## Task item
Give back all of the data, word for word.

## Information provided
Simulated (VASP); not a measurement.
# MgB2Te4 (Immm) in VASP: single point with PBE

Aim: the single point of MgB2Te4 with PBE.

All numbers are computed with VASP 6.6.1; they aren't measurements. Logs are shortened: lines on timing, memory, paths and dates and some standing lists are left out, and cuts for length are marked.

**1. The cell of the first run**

## Answer section
Simulated (VASP); not a measurement.
# MgB2Te4 (Immm) in VASP: single point with PBE

Aim: the single point of MgB2Te4 with PBE.

All numbers are computed with VASP 6.6.1; they aren't measurements. Logs are shortened: lines on timing, memory, paths and dates and some standing lists are left out, and cuts for length are marked.

**1. The cell of the first run**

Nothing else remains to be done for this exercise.